## [Record extracts]
===============

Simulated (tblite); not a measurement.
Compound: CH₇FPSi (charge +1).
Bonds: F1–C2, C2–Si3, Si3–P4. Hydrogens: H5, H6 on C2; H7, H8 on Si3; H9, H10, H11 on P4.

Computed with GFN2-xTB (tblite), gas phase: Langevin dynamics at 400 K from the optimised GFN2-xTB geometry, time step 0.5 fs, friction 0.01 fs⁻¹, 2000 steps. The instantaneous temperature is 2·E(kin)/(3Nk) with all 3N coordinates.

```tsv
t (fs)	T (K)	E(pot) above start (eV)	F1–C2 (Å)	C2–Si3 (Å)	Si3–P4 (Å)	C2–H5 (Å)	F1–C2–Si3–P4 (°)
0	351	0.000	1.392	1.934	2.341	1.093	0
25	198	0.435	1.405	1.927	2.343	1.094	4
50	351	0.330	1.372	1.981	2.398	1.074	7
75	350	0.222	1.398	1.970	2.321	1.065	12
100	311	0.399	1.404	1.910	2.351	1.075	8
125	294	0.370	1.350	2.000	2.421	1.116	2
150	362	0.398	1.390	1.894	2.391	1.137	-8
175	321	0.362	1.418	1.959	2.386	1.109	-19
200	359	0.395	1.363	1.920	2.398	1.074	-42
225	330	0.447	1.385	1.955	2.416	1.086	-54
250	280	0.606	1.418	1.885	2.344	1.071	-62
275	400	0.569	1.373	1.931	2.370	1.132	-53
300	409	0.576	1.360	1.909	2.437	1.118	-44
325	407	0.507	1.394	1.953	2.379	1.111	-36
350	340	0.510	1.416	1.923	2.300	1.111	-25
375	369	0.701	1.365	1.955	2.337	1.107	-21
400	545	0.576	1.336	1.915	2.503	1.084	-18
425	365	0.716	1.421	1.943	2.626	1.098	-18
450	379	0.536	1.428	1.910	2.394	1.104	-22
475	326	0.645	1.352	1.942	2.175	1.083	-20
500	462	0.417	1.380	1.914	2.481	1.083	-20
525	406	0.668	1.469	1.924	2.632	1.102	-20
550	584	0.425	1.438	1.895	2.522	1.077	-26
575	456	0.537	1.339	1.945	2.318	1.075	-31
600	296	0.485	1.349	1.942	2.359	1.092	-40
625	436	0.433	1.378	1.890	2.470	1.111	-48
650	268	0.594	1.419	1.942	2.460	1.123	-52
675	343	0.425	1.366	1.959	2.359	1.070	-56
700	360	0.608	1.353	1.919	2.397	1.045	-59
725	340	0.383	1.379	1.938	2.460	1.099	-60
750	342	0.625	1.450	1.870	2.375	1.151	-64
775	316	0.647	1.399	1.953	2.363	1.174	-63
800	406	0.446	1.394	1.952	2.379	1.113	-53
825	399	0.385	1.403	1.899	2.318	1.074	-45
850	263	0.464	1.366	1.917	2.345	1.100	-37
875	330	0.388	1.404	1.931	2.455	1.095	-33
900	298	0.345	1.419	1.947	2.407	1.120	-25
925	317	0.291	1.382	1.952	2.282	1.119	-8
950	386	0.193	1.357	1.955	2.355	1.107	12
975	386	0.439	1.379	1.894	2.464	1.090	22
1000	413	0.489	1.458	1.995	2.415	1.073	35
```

===============

## [Assigned task]
Exactly as they appear, please write out the lines from the opening of the listing above down to the line containing "Bonds: F1–C2, C2–Si3, Si3–P4.", with both end lines included.

## [Your solution]
Simulated (tblite); not a measurement.
Compound: CH₇FPSi (charge +1).
Bonds: F1–C2, C2–Si3, Si3–P4. Hydrogens: H5, H6 on C2; H7, H8 on Si3; H9, H10, H11 on P4.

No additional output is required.